————

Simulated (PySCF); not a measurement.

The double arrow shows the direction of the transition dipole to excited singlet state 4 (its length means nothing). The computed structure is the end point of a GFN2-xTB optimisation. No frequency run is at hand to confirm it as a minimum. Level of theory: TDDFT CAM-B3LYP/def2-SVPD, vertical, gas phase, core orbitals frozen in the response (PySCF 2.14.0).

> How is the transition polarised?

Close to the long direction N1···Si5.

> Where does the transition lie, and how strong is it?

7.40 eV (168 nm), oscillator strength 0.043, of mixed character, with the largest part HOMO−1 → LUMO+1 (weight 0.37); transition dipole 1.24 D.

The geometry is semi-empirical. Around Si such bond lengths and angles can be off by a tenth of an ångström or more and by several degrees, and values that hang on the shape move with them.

————

[REQUIRED ACTION]:
Only one span is wanted. It runs from the first line of the listing through the line with "7.40 eV (168", and each line must match exactly.

[TASK SOLUTION]:
Simulated (PySCF); not a measurement.

The double arrow shows the direction of the transition dipole to excited singlet state 4 (its length means nothing). The computed structure is the end point of a GFN2-xTB optimisation. No frequency run is at hand to confirm it as a minimum. Level of theory: TDDFT CAM-B3LYP/def2-SVPD, vertical, gas phase, core orbitals frozen in the response (PySCF 2.14.0).

> How is the transition polarised?

Close to the long direction N1···Si5.

> Where does the transition lie, and how strong is it?

7.40 eV (168 nm), oscillator strength 0.043, of mixed character, with the largest part HOMO−1 → LUMO+1 (weight 0.37); transition dipole 1.24 D.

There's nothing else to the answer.